◆ **Provided records**
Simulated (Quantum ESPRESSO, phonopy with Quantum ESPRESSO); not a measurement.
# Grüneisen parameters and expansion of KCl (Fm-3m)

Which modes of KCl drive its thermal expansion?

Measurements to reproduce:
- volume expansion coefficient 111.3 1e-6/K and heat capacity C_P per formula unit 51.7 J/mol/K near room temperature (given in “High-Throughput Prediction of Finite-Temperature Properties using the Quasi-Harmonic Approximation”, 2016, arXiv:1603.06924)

◆ **Assignment**
Quote the whole listing above, leaving nothing out.

◆ **Result**
Simulated (Quantum ESPRESSO, phonopy with Quantum ESPRESSO); not a measurement.
# Grüneisen parameters and expansion of KCl (Fm-3m)

Which modes of KCl drive its thermal expansion?

Measurements to reproduce:
- volume expansion coefficient 111.3 1e-6/K and heat capacity C_P per formula unit 51.7 J/mol/K near room temperature (given in “High-Throughput Prediction of Finite-Temperature Properties using the Quasi-Harmonic Approximation”, 2016, arXiv:1603.06924)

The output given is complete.